PROVIDED DATA
# # # #

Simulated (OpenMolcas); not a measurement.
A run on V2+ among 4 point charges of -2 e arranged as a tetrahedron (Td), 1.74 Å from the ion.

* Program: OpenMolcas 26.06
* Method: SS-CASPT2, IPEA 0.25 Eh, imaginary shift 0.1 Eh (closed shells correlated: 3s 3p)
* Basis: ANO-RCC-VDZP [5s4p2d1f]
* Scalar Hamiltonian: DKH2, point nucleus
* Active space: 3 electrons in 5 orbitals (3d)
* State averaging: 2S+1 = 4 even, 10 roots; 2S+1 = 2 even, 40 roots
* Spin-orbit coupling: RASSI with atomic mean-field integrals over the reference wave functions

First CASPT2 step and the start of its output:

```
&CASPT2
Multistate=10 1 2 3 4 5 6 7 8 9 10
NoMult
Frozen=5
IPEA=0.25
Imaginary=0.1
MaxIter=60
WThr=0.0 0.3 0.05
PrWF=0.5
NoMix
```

# # # #

WORK REQUEST
Your response should be the lines above from the first to the one containing "DKH2, point nucleus", inclusive, each given exactly.

RESPONSE AREA
Simulated (OpenMolcas); not a measurement.
A run on V2+ among 4 point charges of -2 e arranged as a tetrahedron (Td), 1.74 Å from the ion.

* Program: OpenMolcas 26.06
* Method: SS-CASPT2, IPEA 0.25 Eh, imaginary shift 0.1 Eh (closed shells correlated: 3s 3p)
* Basis: ANO-RCC-VDZP [5s4p2d1f]
* Scalar Hamiltonian: DKH2, point nucleus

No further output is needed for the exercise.